» Action item
Copy out each line from the start of the material below until the line with "At CCSD(T)/def2-TZVPP the", that line included.

» Source material
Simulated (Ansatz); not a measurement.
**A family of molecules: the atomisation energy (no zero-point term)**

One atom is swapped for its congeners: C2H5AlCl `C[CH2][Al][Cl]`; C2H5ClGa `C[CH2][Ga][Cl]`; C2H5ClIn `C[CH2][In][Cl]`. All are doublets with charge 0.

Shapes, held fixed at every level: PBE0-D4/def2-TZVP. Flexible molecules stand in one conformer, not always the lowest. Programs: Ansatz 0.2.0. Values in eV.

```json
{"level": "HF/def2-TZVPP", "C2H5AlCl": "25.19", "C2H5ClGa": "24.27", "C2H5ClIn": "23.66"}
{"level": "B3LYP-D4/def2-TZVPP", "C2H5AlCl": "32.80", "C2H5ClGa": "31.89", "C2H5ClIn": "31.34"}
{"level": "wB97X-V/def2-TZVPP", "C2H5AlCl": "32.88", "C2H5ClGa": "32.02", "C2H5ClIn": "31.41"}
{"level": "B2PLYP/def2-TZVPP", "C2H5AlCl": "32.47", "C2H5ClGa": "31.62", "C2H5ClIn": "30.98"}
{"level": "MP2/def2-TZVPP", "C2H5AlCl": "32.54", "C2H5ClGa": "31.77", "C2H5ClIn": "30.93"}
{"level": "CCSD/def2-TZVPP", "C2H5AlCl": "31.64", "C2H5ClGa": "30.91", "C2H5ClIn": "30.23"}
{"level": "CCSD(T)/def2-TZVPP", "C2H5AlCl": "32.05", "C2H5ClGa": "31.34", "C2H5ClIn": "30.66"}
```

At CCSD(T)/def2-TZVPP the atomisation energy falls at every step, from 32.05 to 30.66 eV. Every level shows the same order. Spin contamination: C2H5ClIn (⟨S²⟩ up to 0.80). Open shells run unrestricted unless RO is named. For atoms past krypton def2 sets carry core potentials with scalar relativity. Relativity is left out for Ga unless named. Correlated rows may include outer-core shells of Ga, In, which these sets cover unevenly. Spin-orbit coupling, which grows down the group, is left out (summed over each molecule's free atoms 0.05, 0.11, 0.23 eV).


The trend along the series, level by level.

» Problem solution
Simulated (Ansatz); not a measurement.
**A family of molecules: the atomisation energy (no zero-point term)**

One atom is swapped for its congeners: C2H5AlCl `C[CH2][Al][Cl]`; C2H5ClGa `C[CH2][Ga][Cl]`; C2H5ClIn `C[CH2][In][Cl]`. All are doublets with charge 0.

Shapes, held fixed at every level: PBE0-D4/def2-TZVP. Flexible molecules stand in one conformer, not always the lowest. Programs: Ansatz 0.2.0. Values in eV.

```json
{"level": "HF/def2-TZVPP", "C2H5AlCl": "25.19", "C2H5ClGa": "24.27", "C2H5ClIn": "23.66"}
{"level": "B3LYP-D4/def2-TZVPP", "C2H5AlCl": "32.80", "C2H5ClGa": "31.89", "C2H5ClIn": "31.34"}
{"level": "wB97X-V/def2-TZVPP", "C2H5AlCl": "32.88", "C2H5ClGa": "32.02", "C2H5ClIn": "31.41"}
{"level": "B2PLYP/def2-TZVPP", "C2H5AlCl": "32.47", "C2H5ClGa": "31.62", "C2H5ClIn": "30.98"}
{"level": "MP2/def2-TZVPP", "C2H5AlCl": "32.54", "C2H5ClGa": "31.77", "C2H5ClIn": "30.93"}
{"level": "CCSD/def2-TZVPP", "C2H5AlCl": "31.64", "C2H5ClGa": "30.91", "C2H5ClIn": "30.23"}
{"level": "CCSD(T)/def2-TZVPP", "C2H5AlCl": "32.05", "C2H5ClGa": "31.34", "C2H5ClIn": "30.66"}
```

At CCSD(T)/def2-TZVPP the atomisation energy falls at every step, from 32.05 to 30.66 eV. Every level shows the same order. Spin contamination: C2H5ClIn (⟨S²⟩ up to 0.80). Open shells run unrestricted unless RO is named. For atoms past krypton def2 sets carry core potentials with scalar relativity. Relativity is left out for Ga unless named. Correlated rows may include outer-core shells of Ga, In, which these sets cover unevenly. Spin-orbit coupling, which grows down the group, is left out (summed over each molecule's free atoms 0.05, 0.11, 0.23 eV).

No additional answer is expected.